BEGIN DATASET ENTRIES
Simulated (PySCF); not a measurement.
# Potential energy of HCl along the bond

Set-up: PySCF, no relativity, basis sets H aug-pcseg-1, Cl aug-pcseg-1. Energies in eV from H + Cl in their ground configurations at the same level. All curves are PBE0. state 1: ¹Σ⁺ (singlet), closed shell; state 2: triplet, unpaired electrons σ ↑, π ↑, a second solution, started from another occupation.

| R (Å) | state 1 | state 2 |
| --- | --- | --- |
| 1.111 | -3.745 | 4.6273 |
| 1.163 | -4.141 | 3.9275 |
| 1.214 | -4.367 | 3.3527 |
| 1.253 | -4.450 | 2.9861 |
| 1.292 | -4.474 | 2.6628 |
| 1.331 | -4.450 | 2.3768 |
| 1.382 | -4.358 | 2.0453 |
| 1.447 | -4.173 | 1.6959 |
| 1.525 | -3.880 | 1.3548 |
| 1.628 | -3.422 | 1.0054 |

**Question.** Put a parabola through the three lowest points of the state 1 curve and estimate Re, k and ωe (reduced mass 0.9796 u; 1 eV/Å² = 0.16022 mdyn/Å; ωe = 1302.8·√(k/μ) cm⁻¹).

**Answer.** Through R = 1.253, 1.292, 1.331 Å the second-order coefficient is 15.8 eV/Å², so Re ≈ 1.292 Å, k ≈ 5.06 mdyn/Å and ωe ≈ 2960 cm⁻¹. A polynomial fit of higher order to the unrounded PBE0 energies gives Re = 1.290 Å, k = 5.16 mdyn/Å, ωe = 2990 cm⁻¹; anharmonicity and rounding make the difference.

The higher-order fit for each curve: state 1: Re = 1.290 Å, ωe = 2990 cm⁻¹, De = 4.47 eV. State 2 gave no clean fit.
END DATASET ENTRIES

Write out the listing exactly from its first line to the line containing "-3.422 | 1.0054 |". Both of those lines belong in the answer.

- EXERCISE RESULT:
Simulated (PySCF); not a measurement.
# Potential energy of HCl along the bond

Set-up: PySCF, no relativity, basis sets H aug-pcseg-1, Cl aug-pcseg-1. Energies in eV from H + Cl in their ground configurations at the same level. All curves are PBE0. state 1: ¹Σ⁺ (singlet), closed shell; state 2: triplet, unpaired electrons σ ↑, π ↑, a second solution, started from another occupation.

| R (Å) | state 1 | state 2 |
| --- | --- | --- |
| 1.111 | -3.745 | 4.6273 |
| 1.163 | -4.141 | 3.9275 |
| 1.214 | -4.367 | 3.3527 |
| 1.253 | -4.450 | 2.9861 |
| 1.292 | -4.474 | 2.6628 |
| 1.331 | -4.450 | 2.3768 |
| 1.382 | -4.358 | 2.0453 |
| 1.447 | -4.173 | 1.6959 |
| 1.525 | -3.880 | 1.3548 |
| 1.628 | -3.422 | 1.0054 |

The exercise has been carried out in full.